==========

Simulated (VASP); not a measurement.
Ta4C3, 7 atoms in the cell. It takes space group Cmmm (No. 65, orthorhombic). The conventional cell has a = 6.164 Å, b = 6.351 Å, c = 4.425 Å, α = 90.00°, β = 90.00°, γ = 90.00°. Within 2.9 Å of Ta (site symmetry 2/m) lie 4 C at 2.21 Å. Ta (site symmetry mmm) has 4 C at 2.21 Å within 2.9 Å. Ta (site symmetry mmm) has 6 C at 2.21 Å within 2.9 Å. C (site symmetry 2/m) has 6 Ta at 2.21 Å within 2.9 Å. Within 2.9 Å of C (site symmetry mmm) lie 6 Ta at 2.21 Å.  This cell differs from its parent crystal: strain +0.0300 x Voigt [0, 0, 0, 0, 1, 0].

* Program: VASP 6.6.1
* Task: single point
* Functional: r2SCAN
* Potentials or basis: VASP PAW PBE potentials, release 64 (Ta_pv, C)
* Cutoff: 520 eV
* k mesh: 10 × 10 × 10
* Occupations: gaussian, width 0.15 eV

==========

An unaltered transcription of all the data above is needed.

* _Response_:
Simulated (VASP); not a measurement.
Ta4C3, 7 atoms in the cell. It takes space group Cmmm (No. 65, orthorhombic). The conventional cell has a = 6.164 Å, b = 6.351 Å, c = 4.425 Å, α = 90.00°, β = 90.00°, γ = 90.00°. Within 2.9 Å of Ta (site symmetry 2/m) lie 4 C at 2.21 Å. Ta (site symmetry mmm) has 4 C at 2.21 Å within 2.9 Å. Ta (site symmetry mmm) has 6 C at 2.21 Å within 2.9 Å. C (site symmetry 2/m) has 6 Ta at 2.21 Å within 2.9 Å. Within 2.9 Å of C (site symmetry mmm) lie 6 Ta at 2.21 Å.  This cell differs from its parent crystal: strain +0.0300 x Voigt [0, 0, 0, 0, 1, 0].

* Program: VASP 6.6.1
* Task: single point
* Functional: r2SCAN
* Potentials or basis: VASP PAW PBE potentials, release 64 (Ta_pv, C)
* Cutoff: 520 eV
* k mesh: 10 × 10 × 10
* Occupations: gaussian, width 0.15 eV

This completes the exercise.